_REQUIRED ACTION:_ Start at the first line of the material. Repeat each line exactly through the one containing "Gas-phase reaction: 2", then stop.

_THE DATA:_
────────────────

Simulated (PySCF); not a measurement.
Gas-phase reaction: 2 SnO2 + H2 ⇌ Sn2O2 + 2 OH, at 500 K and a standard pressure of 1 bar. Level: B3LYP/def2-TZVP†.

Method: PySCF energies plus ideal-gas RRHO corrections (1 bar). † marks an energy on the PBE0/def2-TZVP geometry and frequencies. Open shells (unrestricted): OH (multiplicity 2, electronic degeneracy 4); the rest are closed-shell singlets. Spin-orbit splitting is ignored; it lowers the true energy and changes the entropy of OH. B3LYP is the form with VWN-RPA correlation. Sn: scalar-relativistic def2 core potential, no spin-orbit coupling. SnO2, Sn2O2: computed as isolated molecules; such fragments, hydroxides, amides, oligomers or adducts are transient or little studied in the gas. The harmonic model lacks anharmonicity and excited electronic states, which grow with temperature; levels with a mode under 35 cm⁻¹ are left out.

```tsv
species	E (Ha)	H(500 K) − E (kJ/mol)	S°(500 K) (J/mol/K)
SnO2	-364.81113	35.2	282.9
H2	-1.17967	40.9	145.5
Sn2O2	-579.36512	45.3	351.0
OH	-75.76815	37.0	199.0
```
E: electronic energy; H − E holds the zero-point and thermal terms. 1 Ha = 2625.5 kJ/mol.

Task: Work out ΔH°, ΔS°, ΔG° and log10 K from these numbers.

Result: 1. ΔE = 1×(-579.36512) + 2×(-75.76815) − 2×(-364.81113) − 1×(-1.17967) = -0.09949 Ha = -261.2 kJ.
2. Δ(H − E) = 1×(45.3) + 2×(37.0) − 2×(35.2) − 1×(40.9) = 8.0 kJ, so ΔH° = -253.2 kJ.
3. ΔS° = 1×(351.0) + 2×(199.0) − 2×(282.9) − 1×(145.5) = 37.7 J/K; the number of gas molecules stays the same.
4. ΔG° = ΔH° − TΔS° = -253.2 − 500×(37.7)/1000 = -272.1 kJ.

────────────────

_RESPONSE BOX:_
Simulated (PySCF); not a measurement.
Gas-phase reaction: 2 SnO2 + H2 ⇌ Sn2O2 + 2 OH, at 500 K and a standard pressure of 1 bar. Level: B3LYP/def2-TZVP†.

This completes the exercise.